» **EXTRACTED MATERIAL**:
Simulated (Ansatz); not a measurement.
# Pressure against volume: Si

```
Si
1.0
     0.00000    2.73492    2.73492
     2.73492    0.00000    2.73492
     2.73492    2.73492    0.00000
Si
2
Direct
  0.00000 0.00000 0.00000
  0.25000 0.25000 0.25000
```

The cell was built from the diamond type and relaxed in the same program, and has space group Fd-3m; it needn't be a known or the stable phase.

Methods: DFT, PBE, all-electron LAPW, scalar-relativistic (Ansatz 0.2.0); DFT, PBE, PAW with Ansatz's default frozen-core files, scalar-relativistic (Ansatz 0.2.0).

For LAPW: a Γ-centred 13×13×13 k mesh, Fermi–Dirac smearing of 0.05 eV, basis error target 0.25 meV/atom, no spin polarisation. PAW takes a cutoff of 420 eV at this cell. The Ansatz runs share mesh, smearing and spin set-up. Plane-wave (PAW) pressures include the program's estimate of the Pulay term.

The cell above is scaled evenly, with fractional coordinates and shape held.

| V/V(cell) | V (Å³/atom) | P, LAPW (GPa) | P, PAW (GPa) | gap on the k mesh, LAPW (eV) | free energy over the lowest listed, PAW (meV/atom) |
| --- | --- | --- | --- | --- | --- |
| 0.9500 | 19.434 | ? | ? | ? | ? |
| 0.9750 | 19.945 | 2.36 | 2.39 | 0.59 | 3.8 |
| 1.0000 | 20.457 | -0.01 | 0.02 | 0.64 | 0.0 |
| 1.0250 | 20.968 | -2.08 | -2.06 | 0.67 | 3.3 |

» **BRIEF**: Retype the entries in full. Keep every line identical.

» **RESPONSE AREA**:
Simulated (Ansatz); not a measurement.
# Pressure against volume: Si

```
Si
1.0
     0.00000    2.73492    2.73492
     2.73492    0.00000    2.73492
     2.73492    2.73492    0.00000
Si
2
Direct
  0.00000 0.00000 0.00000
  0.25000 0.25000 0.25000
```

The cell was built from the diamond type and relaxed in the same program, and has space group Fd-3m; it needn't be a known or the stable phase.

Methods: DFT, PBE, all-electron LAPW, scalar-relativistic (Ansatz 0.2.0); DFT, PBE, PAW with Ansatz's default frozen-core files, scalar-relativistic (Ansatz 0.2.0).

For LAPW: a Γ-centred 13×13×13 k mesh, Fermi–Dirac smearing of 0.05 eV, basis error target 0.25 meV/atom, no spin polarisation. PAW takes a cutoff of 420 eV at this cell. The Ansatz runs share mesh, smearing and spin set-up. Plane-wave (PAW) pressures include the program's estimate of the Pulay term.

The cell above is scaled evenly, with fractional coordinates and shape held.

| V/V(cell) | V (Å³/atom) | P, LAPW (GPa) | P, PAW (GPa) | gap on the k mesh, LAPW (eV) | free energy over the lowest listed, PAW (meV/atom) |
| --- | --- | --- | --- | --- | --- |
| 0.9500 | 19.434 | ? | ? | ? | ? |
| 0.9750 | 19.945 | 2.36 | 2.39 | 0.59 | 3.8 |
| 1.0000 | 20.457 | -0.01 | 0.02 | 0.64 | 0.0 |
| 1.0250 | 20.968 | -2.08 | -2.06 | 0.67 | 3.3 |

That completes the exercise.